* Activity *
Whatever the data contains, copy all of it exactly.

------------------------
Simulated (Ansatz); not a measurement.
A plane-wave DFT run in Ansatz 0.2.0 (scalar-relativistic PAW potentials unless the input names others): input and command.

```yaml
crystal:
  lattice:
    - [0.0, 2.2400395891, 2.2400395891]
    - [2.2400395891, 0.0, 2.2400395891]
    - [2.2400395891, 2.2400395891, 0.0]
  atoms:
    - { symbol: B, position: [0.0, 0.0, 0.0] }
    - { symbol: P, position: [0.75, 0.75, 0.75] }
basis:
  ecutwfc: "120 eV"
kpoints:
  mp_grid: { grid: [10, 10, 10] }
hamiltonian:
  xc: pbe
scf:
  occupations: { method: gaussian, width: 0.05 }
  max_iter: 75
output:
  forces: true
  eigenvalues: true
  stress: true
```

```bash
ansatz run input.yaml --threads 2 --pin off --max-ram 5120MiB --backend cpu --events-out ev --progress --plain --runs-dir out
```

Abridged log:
------------------------

* Answer section *
Simulated (Ansatz); not a measurement.
A plane-wave DFT run in Ansatz 0.2.0 (scalar-relativistic PAW potentials unless the input names others): input and command.

```yaml
crystal:
  lattice:
    - [0.0, 2.2400395891, 2.2400395891]
    - [2.2400395891, 0.0, 2.2400395891]
    - [2.2400395891, 2.2400395891, 0.0]
  atoms:
    - { symbol: B, position: [0.0, 0.0, 0.0] }
    - { symbol: P, position: [0.75, 0.75, 0.75] }
basis:
  ecutwfc: "120 eV"
kpoints:
  mp_grid: { grid: [10, 10, 10] }
hamiltonian:
  xc: pbe
scf:
  occupations: { method: gaussian, width: 0.05 }
  max_iter: 75
output:
  forces: true
  eigenvalues: true
  stress: true
```

```bash
ansatz run input.yaml --threads 2 --pin off --max-ram 5120MiB --backend cpu --events-out ev --progress --plain --runs-dir out
```

Abridged log:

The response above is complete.